**Required action**
Take the entries below and reproduce them word for word.

**Record excerpts**
════════
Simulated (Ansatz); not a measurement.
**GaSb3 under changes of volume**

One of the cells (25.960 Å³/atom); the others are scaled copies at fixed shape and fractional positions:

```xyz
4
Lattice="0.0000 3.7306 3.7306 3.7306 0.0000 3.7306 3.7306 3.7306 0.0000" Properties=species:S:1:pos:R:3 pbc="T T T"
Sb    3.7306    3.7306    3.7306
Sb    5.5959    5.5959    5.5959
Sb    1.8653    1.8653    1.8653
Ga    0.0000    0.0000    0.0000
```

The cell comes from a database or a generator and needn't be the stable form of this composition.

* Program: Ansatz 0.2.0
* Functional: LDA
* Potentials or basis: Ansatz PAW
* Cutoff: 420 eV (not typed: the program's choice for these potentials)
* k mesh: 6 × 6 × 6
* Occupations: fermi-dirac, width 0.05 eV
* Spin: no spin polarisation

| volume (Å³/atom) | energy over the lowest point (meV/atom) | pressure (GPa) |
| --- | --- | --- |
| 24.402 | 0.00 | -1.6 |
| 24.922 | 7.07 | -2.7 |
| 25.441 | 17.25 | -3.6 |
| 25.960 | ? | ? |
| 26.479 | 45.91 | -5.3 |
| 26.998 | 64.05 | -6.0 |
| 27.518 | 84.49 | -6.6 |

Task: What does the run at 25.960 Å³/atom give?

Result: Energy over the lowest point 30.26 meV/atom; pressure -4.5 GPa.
════════

**Task answer**
Simulated (Ansatz); not a measurement.
**GaSb3 under changes of volume**

One of the cells (25.960 Å³/atom); the others are scaled copies at fixed shape and fractional positions:

```xyz
4
Lattice="0.0000 3.7306 3.7306 3.7306 0.0000 3.7306 3.7306 3.7306 0.0000" Properties=species:S:1:pos:R:3 pbc="T T T"
Sb    3.7306    3.7306    3.7306
Sb    5.5959    5.5959    5.5959
Sb    1.8653    1.8653    1.8653
Ga    0.0000    0.0000    0.0000
```

The cell comes from a database or a generator and needn't be the stable form of this composition.

* Program: Ansatz 0.2.0
* Functional: LDA
* Potentials or basis: Ansatz PAW
* Cutoff: 420 eV (not typed: the program's choice for these potentials)
* k mesh: 6 × 6 × 6
* Occupations: fermi-dirac, width 0.05 eV
* Spin: no spin polarisation

| volume (Å³/atom) | energy over the lowest point (meV/atom) | pressure (GPa) |
| --- | --- | --- |
| 24.402 | 0.00 | -1.6 |
| 24.922 | 7.07 | -2.7 |
| 25.441 | 17.25 | -3.6 |
| 25.960 | ? | ? |
| 26.479 | 45.91 | -5.3 |
| 26.998 | 64.05 | -6.0 |
| 27.518 | 84.49 | -6.6 |

Task: What does the run at 25.960 Å³/atom give?

Result: Energy over the lowest point 30.26 meV/atom; pressure -4.5 GPa.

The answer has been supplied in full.